• **INFORMATION SHOWN**:
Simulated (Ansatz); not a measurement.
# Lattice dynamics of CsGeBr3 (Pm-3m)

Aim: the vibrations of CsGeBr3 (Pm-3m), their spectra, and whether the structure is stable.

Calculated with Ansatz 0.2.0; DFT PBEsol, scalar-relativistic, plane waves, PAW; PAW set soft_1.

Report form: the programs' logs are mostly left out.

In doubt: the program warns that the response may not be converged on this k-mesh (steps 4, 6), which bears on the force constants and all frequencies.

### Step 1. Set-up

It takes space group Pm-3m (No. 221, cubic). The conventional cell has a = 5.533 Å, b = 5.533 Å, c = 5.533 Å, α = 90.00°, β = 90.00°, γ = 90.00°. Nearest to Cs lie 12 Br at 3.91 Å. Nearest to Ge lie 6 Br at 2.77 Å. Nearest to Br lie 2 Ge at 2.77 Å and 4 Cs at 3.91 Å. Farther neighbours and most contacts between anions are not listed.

• **REQUIREMENT**:
Type the data again exactly. Leave nothing out.

• **ANSWER AREA**:
Simulated (Ansatz); not a measurement.
# Lattice dynamics of CsGeBr3 (Pm-3m)

Aim: the vibrations of CsGeBr3 (Pm-3m), their spectra, and whether the structure is stable.

Calculated with Ansatz 0.2.0; DFT PBEsol, scalar-relativistic, plane waves, PAW; PAW set soft_1.

Report form: the programs' logs are mostly left out.

In doubt: the program warns that the response may not be converged on this k-mesh (steps 4, 6), which bears on the force constants and all frequencies.

### Step 1. Set-up

It takes space group Pm-3m (No. 221, cubic). The conventional cell has a = 5.533 Å, b = 5.533 Å, c = 5.533 Å, α = 90.00°, β = 90.00°, γ = 90.00°. Nearest to Cs lie 12 Br at 3.91 Å. Nearest to Ge lie 6 Br at 2.77 Å. Nearest to Br lie 2 Ge at 2.77 Å and 4 Cs at 3.91 Å. Farther neighbours and most contacts between anions are not listed.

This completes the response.